##### THE DATA #####

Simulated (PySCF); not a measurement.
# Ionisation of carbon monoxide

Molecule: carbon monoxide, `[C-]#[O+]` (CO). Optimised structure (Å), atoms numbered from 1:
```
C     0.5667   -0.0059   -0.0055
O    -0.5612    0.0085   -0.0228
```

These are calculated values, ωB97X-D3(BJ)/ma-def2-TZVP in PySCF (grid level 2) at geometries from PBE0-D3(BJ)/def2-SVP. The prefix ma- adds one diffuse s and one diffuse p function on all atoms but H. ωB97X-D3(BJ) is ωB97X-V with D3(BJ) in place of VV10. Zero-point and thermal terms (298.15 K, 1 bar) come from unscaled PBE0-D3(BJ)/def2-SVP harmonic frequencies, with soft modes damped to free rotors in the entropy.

#####

Word for word, print the listing above once more.

WRITTEN SOLUTION:
Simulated (PySCF); not a measurement.
# Ionisation of carbon monoxide

Molecule: carbon monoxide, `[C-]#[O+]` (CO). Optimised structure (Å), atoms numbered from 1:
```
C     0.5667   -0.0059   -0.0055
O    -0.5612    0.0085   -0.0228
```

These are calculated values, ωB97X-D3(BJ)/ma-def2-TZVP in PySCF (grid level 2) at geometries from PBE0-D3(BJ)/def2-SVP. The prefix ma- adds one diffuse s and one diffuse p function on all atoms but H. ωB97X-D3(BJ) is ωB97X-V with D3(BJ) in place of VV10. Zero-point and thermal terms (298.15 K, 1 bar) come from unscaled PBE0-D3(BJ)/def2-SVP harmonic frequencies, with soft modes damped to free rotors in the entropy.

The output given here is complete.